- _Work order_
All of the data is to be restated word for word.

+---+
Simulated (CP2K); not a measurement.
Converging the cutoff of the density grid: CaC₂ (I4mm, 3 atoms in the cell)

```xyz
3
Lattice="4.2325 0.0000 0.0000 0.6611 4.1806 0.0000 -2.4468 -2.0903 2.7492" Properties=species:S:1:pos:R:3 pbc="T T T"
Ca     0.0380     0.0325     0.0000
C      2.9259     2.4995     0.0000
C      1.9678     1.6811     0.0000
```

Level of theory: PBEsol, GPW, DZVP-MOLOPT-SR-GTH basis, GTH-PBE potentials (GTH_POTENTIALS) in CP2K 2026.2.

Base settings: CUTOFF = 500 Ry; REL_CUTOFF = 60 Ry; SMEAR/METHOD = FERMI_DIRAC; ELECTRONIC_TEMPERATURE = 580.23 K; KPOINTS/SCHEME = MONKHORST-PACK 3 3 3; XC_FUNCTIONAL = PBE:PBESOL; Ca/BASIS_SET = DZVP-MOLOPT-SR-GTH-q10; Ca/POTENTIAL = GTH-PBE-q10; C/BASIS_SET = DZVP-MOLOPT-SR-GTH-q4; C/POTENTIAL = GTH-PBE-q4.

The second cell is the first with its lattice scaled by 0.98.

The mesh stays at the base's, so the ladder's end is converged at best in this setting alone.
+---+

- _Reply_
Simulated (CP2K); not a measurement.
Converging the cutoff of the density grid: CaC₂ (I4mm, 3 atoms in the cell)

```xyz
3
Lattice="4.2325 0.0000 0.0000 0.6611 4.1806 0.0000 -2.4468 -2.0903 2.7492" Properties=species:S:1:pos:R:3 pbc="T T T"
Ca     0.0380     0.0325     0.0000
C      2.9259     2.4995     0.0000
C      1.9678     1.6811     0.0000
```

Level of theory: PBEsol, GPW, DZVP-MOLOPT-SR-GTH basis, GTH-PBE potentials (GTH_POTENTIALS) in CP2K 2026.2.

Base settings: CUTOFF = 500 Ry; REL_CUTOFF = 60 Ry; SMEAR/METHOD = FERMI_DIRAC; ELECTRONIC_TEMPERATURE = 580.23 K; KPOINTS/SCHEME = MONKHORST-PACK 3 3 3; XC_FUNCTIONAL = PBE:PBESOL; Ca/BASIS_SET = DZVP-MOLOPT-SR-GTH-q10; Ca/POTENTIAL = GTH-PBE-q10; C/BASIS_SET = DZVP-MOLOPT-SR-GTH-q4; C/POTENTIAL = GTH-PBE-q4.

The second cell is the first with its lattice scaled by 0.98.

The mesh stays at the base's, so the ladder's end is converged at best in this setting alone.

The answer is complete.